# Activity:
Copy out exactly the stretch of the listing below that begins at the line containing "Answer: (a) 222; (b) 205." and ends at the line containing "A k mesh can", and copy nothing outside it.

# Entries supplied:
*** Block opens ***
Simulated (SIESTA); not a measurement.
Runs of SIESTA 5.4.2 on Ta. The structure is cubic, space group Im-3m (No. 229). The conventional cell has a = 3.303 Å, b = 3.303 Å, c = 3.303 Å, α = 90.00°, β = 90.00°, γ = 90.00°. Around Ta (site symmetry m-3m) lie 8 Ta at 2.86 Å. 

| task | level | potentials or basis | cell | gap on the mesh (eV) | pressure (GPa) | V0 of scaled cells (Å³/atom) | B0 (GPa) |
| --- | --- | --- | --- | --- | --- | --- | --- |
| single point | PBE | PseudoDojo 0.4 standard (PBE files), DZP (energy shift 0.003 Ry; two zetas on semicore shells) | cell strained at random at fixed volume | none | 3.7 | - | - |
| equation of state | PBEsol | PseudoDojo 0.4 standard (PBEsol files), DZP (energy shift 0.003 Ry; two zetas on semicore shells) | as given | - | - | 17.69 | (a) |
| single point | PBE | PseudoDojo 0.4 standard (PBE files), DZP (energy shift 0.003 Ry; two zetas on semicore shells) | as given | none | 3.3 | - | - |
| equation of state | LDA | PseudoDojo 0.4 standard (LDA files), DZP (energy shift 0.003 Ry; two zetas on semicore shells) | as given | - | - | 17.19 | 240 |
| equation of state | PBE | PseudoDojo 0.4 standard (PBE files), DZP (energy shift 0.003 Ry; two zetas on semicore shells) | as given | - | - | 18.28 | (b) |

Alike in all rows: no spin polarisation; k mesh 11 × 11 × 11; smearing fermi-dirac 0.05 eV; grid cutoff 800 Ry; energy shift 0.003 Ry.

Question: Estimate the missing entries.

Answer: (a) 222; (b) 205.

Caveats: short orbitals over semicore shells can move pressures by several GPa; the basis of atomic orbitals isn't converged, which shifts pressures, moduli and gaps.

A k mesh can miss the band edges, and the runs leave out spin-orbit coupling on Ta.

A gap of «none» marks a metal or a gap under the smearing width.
*** Block closes ***

# Written reply:
Answer: (a) 222; (b) 205.

Caveats: short orbitals over semicore shells can move pressures by several GPa; the basis of atomic orbitals isn't converged, which shifts pressures, moduli and gaps.

A k mesh can miss the band edges, and the runs leave out spin-orbit coupling on Ta.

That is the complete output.